_SUPPLIED RECORDS:_
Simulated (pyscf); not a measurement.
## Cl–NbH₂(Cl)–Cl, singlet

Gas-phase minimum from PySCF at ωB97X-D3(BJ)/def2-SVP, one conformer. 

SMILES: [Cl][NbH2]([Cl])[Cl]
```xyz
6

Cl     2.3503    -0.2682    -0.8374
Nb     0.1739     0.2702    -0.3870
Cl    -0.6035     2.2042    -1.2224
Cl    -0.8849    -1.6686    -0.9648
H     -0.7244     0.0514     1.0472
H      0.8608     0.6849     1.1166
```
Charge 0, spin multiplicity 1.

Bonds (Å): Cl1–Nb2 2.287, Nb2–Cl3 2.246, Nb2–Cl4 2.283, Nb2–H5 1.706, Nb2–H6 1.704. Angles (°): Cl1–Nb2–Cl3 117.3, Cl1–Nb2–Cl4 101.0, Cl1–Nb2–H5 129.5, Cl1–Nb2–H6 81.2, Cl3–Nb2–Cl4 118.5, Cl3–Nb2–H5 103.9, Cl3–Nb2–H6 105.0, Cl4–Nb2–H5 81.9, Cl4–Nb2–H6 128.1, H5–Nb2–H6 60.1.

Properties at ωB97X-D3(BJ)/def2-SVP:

_EXERCISE:_
Repeat exactly, and only, the run of lines from the start of the material above through the line that holds "Bonds (Å): Cl1–Nb2".

_YOUR SOLUTION:_
Simulated (pyscf); not a measurement.
## Cl–NbH₂(Cl)–Cl, singlet

Gas-phase minimum from PySCF at ωB97X-D3(BJ)/def2-SVP, one conformer. 

SMILES: [Cl][NbH2]([Cl])[Cl]
```xyz
6

Cl     2.3503    -0.2682    -0.8374
Nb     0.1739     0.2702    -0.3870
Cl    -0.6035     2.2042    -1.2224
Cl    -0.8849    -1.6686    -0.9648
H     -0.7244     0.0514     1.0472
H      0.8608     0.6849     1.1166
```
Charge 0, spin multiplicity 1.

Bonds (Å): Cl1–Nb2 2.287, Nb2–Cl3 2.246, Nb2–Cl4 2.283, Nb2–H5 1.706, Nb2–H6 1.704. Angles (°): Cl1–Nb2–Cl3 117.3, Cl1–Nb2–Cl4 101.0, Cl1–Nb2–H5 129.5, Cl1–Nb2–H6 81.2, Cl3–Nb2–Cl4 118.5, Cl3–Nb2–H5 103.9, Cl3–Nb2–H6 105.0, Cl4–Nb2–H5 81.9, Cl4–Nb2–H6 128.1, H5–Nb2–H6 60.1.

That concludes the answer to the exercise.